LISTED ENTRIES below:

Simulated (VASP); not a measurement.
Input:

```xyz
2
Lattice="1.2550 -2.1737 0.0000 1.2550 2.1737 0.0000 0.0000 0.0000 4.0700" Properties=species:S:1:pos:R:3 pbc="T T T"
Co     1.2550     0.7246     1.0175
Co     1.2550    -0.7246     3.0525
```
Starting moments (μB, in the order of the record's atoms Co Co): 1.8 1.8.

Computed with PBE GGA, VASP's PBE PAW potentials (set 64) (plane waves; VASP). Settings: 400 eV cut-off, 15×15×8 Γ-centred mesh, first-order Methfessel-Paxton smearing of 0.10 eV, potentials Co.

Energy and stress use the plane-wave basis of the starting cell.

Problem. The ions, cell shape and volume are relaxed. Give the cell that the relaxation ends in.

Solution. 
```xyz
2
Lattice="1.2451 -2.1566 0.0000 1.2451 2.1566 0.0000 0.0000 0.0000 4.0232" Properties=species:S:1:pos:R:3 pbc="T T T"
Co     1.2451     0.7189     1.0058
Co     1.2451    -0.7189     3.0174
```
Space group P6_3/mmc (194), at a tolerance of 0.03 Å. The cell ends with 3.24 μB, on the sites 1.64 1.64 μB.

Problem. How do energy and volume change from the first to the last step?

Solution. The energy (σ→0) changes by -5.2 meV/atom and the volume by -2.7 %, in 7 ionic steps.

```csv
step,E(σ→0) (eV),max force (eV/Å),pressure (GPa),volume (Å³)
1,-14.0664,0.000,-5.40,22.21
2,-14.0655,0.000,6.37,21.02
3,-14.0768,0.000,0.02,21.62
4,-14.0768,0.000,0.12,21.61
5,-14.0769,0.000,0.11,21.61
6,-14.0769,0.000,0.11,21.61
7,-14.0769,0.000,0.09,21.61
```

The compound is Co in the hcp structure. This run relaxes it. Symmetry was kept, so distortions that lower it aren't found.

End of LISTED ENTRIES.

■ WORK TASK:
Please set down again, word for word, only the lines from the start of the entries through the line with "Starting moments (μB, in", both ends included.

■ WRITTEN REPLY:
Simulated (VASP); not a measurement.
Input:

```xyz
2
Lattice="1.2550 -2.1737 0.0000 1.2550 2.1737 0.0000 0.0000 0.0000 4.0700" Properties=species:S:1:pos:R:3 pbc="T T T"
Co     1.2550     0.7246     1.0175
Co     1.2550    -0.7246     3.0525
```
Starting moments (μB, in the order of the record's atoms Co Co): 1.8 1.8.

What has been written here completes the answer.